** BRIEF **
Please give back, word for word, only the lines starting at the one containing "The job: settings" and ending at the one containing "One launch serves" within the material below.

----------------------------------------

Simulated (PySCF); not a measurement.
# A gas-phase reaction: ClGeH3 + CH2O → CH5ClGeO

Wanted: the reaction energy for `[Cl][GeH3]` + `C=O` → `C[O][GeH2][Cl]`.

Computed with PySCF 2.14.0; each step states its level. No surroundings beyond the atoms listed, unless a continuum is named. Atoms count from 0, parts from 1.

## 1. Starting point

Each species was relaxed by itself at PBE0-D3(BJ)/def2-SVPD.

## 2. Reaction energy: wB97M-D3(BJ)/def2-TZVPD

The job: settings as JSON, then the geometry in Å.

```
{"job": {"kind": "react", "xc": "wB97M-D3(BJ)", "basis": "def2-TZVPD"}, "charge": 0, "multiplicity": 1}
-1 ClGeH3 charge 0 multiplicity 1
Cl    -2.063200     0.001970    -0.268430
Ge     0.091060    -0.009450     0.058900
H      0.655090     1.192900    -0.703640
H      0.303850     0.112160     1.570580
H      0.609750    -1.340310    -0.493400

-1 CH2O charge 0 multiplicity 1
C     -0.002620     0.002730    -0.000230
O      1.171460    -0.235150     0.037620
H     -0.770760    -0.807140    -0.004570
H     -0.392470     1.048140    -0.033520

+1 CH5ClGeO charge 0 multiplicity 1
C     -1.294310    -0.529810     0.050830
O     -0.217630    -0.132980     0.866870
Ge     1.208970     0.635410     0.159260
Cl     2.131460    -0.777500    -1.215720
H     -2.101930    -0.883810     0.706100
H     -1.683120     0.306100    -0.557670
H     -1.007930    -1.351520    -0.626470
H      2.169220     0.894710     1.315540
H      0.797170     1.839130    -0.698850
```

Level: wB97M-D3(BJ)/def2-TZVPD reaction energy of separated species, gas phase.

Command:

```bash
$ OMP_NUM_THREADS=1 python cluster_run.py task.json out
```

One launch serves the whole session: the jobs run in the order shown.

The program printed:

----------------------------------------

** WORKED SOLUTION **
The job: settings as JSON, then the geometry in Å.

```
{"job": {"kind": "react", "xc": "wB97M-D3(BJ)", "basis": "def2-TZVPD"}, "charge": 0, "multiplicity": 1}
-1 ClGeH3 charge 0 multiplicity 1
Cl    -2.063200     0.001970    -0.268430
Ge     0.091060    -0.009450     0.058900
H      0.655090     1.192900    -0.703640
H      0.303850     0.112160     1.570580
H      0.609750    -1.340310    -0.493400

-1 CH2O charge 0 multiplicity 1
C     -0.002620     0.002730    -0.000230
O      1.171460    -0.235150     0.037620
H     -0.770760    -0.807140    -0.004570
H     -0.392470     1.048140    -0.033520

+1 CH5ClGeO charge 0 multiplicity 1
C     -1.294310    -0.529810     0.050830
O     -0.217630    -0.132980     0.866870
Ge     1.208970     0.635410     0.159260
Cl     2.131460    -0.777500    -1.215720
H     -2.101930    -0.883810     0.706100
H     -1.683120     0.306100    -0.557670
H     -1.007930    -1.351520    -0.626470
H      2.169220     0.894710     1.315540
H      0.797170     1.839130    -0.698850
```

Level: wB97M-D3(BJ)/def2-TZVPD reaction energy of separated species, gas phase.

Command:

```bash
$ OMP_NUM_THREADS=1 python cluster_run.py task.json out
```

One launch serves the whole session: the jobs run in the order shown.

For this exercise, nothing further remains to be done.